* * * *

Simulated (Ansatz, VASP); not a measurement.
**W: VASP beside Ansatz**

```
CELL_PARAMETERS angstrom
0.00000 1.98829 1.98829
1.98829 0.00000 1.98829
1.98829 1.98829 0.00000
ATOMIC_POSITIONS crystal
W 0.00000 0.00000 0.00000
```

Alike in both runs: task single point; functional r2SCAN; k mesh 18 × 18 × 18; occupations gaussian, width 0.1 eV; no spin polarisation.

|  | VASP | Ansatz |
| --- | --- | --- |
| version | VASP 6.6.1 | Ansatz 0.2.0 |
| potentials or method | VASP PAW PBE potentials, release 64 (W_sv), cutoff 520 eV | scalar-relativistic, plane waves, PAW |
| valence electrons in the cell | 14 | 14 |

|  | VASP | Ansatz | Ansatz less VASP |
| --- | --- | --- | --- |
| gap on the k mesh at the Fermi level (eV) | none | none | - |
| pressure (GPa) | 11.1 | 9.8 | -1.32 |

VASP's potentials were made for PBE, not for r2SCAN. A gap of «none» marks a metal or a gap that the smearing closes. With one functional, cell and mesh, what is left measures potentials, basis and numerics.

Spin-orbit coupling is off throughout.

* * * *

Action item:
Using the entries above, quote each line verbatim from the first through the line that contains "9.8 | -1.32 |".

Result:
Simulated (Ansatz, VASP); not a measurement.
**W: VASP beside Ansatz**

```
CELL_PARAMETERS angstrom
0.00000 1.98829 1.98829
1.98829 0.00000 1.98829
1.98829 1.98829 0.00000
ATOMIC_POSITIONS crystal
W 0.00000 0.00000 0.00000
```

Alike in both runs: task single point; functional r2SCAN; k mesh 18 × 18 × 18; occupations gaussian, width 0.1 eV; no spin polarisation.

|  | VASP | Ansatz |
| --- | --- | --- |
| version | VASP 6.6.1 | Ansatz 0.2.0 |
| potentials or method | VASP PAW PBE potentials, release 64 (W_sv), cutoff 520 eV | scalar-relativistic, plane waves, PAW |
| valence electrons in the cell | 14 | 14 |

|  | VASP | Ansatz | Ansatz less VASP |
| --- | --- | --- | --- |
| gap on the k mesh at the Fermi level (eV) | none | none | - |
| pressure (GPa) | 11.1 | 9.8 | -1.32 |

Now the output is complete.